ACTIVITY :: Every line from the one with "Sticks follow a" to the one with "A: A minimum: no", including those two, is to be copied exactly; all other lines of the entries below are left out.

RECORDED INFORMATION ::
------------

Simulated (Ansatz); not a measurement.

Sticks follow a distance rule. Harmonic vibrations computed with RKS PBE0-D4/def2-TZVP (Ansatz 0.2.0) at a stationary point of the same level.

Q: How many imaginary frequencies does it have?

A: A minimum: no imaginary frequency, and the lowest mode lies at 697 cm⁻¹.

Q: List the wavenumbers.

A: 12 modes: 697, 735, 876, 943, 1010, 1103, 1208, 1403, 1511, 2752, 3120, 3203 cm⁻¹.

------------

TASK RESPONSE ::
Sticks follow a distance rule. Harmonic vibrations computed with RKS PBE0-D4/def2-TZVP (Ansatz 0.2.0) at a stationary point of the same level.

Q: How many imaginary frequencies does it have?

A: A minimum: no imaginary frequency, and the lowest mode lies at 697 cm⁻¹.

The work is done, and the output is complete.